ACTION ITEM | Every line from the start of the listing below through the line that contains "mesh: 6 × 6 × 3" is to be reproduced word for word.

MATERIAL SHOWN |
+++++

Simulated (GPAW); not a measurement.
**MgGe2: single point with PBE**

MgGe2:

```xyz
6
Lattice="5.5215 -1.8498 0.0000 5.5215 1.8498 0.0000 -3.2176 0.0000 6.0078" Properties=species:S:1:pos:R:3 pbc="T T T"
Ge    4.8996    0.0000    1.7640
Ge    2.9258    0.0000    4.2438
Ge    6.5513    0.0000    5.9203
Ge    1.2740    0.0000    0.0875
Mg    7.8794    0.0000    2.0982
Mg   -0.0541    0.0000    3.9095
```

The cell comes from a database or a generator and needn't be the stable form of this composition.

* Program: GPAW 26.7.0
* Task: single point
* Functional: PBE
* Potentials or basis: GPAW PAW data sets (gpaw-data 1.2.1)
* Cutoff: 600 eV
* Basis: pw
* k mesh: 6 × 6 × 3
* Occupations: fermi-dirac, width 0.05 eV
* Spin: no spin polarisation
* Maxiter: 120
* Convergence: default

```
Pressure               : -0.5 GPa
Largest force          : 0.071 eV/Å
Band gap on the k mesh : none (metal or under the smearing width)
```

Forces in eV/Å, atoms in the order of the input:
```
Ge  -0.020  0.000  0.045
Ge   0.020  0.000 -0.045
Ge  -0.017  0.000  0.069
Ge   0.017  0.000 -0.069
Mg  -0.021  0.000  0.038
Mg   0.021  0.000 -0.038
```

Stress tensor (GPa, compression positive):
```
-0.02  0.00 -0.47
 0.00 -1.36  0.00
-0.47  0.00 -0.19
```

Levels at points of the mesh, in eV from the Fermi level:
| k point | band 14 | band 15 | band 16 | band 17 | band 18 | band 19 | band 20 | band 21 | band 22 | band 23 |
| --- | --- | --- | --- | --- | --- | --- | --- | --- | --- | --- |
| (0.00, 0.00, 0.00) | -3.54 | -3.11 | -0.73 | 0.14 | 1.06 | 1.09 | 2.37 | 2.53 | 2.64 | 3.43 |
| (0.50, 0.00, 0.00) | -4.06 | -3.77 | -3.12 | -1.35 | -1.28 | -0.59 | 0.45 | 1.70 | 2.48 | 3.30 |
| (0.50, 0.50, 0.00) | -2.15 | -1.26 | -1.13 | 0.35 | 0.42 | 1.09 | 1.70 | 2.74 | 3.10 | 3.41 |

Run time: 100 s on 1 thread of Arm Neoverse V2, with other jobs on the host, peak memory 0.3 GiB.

+++++

EXERCISE ANSWER |
Simulated (GPAW); not a measurement.
**MgGe2: single point with PBE**

MgGe2:

```xyz
6
Lattice="5.5215 -1.8498 0.0000 5.5215 1.8498 0.0000 -3.2176 0.0000 6.0078" Properties=species:S:1:pos:R:3 pbc="T T T"
Ge    4.8996    0.0000    1.7640
Ge    2.9258    0.0000    4.2438
Ge    6.5513    0.0000    5.9203
Ge    1.2740    0.0000    0.0875
Mg    7.8794    0.0000    2.0982
Mg   -0.0541    0.0000    3.9095
```

The cell comes from a database or a generator and needn't be the stable form of this composition.

* Program: GPAW 26.7.0
* Task: single point
* Functional: PBE
* Potentials or basis: GPAW PAW data sets (gpaw-data 1.2.1)
* Cutoff: 600 eV
* Basis: pw
* k mesh: 6 × 6 × 3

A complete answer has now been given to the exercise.